- Entries provided -
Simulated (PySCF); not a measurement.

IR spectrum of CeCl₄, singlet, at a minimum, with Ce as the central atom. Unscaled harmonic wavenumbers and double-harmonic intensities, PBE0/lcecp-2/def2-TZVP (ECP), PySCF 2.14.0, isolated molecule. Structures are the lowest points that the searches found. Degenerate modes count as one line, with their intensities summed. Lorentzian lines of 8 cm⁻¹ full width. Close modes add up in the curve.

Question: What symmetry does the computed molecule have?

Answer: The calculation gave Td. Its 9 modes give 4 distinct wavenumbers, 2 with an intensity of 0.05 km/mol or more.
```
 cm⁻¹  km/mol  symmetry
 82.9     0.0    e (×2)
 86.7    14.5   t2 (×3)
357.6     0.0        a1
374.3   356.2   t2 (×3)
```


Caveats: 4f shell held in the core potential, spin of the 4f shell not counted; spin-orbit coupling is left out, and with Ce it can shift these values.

- Requirement -
Both the first line of the records above and the line containing "Question: What symmetry" are to be transcribed exactly, together with every line between them, and nothing else.

- Problem solution -
Simulated (PySCF); not a measurement.

IR spectrum of CeCl₄, singlet, at a minimum, with Ce as the central atom. Unscaled harmonic wavenumbers and double-harmonic intensities, PBE0/lcecp-2/def2-TZVP (ECP), PySCF 2.14.0, isolated molecule. Structures are the lowest points that the searches found. Degenerate modes count as one line, with their intensities summed. Lorentzian lines of 8 cm⁻¹ full width. Close modes add up in the curve.

Question: What symmetry does the computed molecule have?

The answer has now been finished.